### Work order
Lines from the top of the entries down to the line with "release 64 (Ge_d)" must be set down exactly as they stand, with both ends retained.

━━━━━━

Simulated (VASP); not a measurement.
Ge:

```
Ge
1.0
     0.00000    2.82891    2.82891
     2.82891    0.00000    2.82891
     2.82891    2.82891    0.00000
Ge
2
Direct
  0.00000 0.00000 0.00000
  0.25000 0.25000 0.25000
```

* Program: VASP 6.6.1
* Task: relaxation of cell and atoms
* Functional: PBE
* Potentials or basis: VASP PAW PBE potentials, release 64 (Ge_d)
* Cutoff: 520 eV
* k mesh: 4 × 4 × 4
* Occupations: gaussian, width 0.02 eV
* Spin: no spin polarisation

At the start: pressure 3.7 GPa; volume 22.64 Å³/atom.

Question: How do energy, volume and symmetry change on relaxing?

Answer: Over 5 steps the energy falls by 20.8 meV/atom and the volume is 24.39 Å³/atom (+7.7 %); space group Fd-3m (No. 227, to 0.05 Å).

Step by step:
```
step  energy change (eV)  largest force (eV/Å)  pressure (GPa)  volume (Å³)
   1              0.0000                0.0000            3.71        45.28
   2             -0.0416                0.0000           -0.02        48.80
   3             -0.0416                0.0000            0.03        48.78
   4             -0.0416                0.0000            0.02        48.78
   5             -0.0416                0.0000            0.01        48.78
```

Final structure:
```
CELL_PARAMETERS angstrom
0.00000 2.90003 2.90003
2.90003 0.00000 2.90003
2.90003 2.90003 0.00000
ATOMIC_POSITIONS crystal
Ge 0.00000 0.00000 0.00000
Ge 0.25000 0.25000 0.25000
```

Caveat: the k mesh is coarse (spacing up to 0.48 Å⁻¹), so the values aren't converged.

━━━━━━

### Task result
Simulated (VASP); not a measurement.
Ge:

```
Ge
1.0
     0.00000    2.82891    2.82891
     2.82891    0.00000    2.82891
     2.82891    2.82891    0.00000
Ge
2
Direct
  0.00000 0.00000 0.00000
  0.25000 0.25000 0.25000
```

* Program: VASP 6.6.1
* Task: relaxation of cell and atoms
* Functional: PBE
* Potentials or basis: VASP PAW PBE potentials, release 64 (Ge_d)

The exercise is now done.